• Exercise
Print, exactly as they stand, the lines from the start of the listing to the line containing "The picture is", inclusive.

• Provided material
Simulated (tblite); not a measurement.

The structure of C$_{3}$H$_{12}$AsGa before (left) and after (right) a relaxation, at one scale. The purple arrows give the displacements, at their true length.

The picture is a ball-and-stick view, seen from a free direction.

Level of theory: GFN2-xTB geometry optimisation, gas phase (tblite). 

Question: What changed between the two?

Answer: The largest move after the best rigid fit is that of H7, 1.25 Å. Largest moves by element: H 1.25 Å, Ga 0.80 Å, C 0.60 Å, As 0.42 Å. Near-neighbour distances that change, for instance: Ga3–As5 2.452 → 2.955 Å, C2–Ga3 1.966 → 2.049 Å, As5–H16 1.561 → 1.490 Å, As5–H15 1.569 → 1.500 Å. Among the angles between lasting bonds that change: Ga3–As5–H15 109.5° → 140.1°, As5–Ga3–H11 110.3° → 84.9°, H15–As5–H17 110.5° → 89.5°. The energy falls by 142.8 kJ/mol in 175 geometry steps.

• Task response
Simulated (tblite); not a measurement.

The structure of C$_{3}$H$_{12}$AsGa before (left) and after (right) a relaxation, at one scale. The purple arrows give the displacements, at their true length.

The picture is a ball-and-stick view, seen from a free direction.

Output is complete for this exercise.